**ACTIVITY:** Output exactly the lines that run from the top of the entries to the line holding "Single points on", including both of those lines.

**AVAILABLE DATA:**
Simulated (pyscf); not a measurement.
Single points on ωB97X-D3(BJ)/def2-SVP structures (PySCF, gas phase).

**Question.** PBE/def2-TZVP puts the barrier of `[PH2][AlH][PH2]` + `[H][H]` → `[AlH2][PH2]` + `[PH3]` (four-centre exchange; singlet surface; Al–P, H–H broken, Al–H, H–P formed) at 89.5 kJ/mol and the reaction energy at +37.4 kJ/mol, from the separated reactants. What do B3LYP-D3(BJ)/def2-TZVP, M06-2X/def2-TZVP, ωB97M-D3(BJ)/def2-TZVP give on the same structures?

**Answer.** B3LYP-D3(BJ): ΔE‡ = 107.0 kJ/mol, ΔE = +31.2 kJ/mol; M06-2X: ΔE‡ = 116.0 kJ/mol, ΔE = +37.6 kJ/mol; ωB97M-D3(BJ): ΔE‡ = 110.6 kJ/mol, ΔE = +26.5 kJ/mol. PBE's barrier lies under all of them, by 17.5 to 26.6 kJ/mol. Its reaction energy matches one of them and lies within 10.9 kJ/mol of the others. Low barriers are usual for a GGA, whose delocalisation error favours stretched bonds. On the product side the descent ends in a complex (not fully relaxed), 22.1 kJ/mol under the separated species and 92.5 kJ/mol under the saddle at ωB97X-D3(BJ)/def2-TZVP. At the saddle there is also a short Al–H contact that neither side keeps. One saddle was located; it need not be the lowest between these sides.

**TASK RESPONSE:**
Simulated (pyscf); not a measurement.
Single points on ωB97X-D3(BJ)/def2-SVP structures (PySCF, gas phase).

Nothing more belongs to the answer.